Dataset START

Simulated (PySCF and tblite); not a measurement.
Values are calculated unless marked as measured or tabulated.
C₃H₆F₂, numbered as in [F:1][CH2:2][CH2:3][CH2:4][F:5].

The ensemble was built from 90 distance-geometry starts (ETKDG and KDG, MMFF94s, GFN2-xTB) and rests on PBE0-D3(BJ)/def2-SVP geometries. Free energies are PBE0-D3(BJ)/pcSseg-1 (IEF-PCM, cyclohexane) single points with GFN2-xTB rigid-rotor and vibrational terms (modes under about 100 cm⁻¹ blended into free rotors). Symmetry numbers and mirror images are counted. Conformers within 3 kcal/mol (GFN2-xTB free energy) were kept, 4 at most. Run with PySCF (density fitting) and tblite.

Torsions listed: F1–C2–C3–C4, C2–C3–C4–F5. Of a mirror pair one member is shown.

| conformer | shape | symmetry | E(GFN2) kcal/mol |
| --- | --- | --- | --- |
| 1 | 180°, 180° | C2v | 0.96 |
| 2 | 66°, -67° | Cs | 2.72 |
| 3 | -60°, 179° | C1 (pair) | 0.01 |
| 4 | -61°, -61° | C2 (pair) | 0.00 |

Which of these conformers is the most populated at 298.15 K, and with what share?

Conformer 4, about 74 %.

Dataset END

Transcribe the material in full, exactly as it is given.

Simulated (PySCF and tblite); not a measurement.
Values are calculated unless marked as measured or tabulated.
C₃H₆F₂, numbered as in [F:1][CH2:2][CH2:3][CH2:4][F:5].

The ensemble was built from 90 distance-geometry starts (ETKDG and KDG, MMFF94s, GFN2-xTB) and rests on PBE0-D3(BJ)/def2-SVP geometries. Free energies are PBE0-D3(BJ)/pcSseg-1 (IEF-PCM, cyclohexane) single points with GFN2-xTB rigid-rotor and vibrational terms (modes under about 100 cm⁻¹ blended into free rotors). Symmetry numbers and mirror images are counted. Conformers within 3 kcal/mol (GFN2-xTB free energy) were kept, 4 at most. Run with PySCF (density fitting) and tblite.

Torsions listed: F1–C2–C3–C4, C2–C3–C4–F5. Of a mirror pair one member is shown.

| conformer | shape | symmetry | E(GFN2) kcal/mol |
| --- | --- | --- | --- |
| 1 | 180°, 180° | C2v | 0.96 |
| 2 | 66°, -67° | Cs | 2.72 |
| 3 | -60°, 179° | C1 (pair) | 0.01 |
| 4 | -61°, -61° | C2 (pair) | 0.00 |

Which of these conformers is the most populated at 298.15 K, and with what share?

Conformer 4, about 74 %.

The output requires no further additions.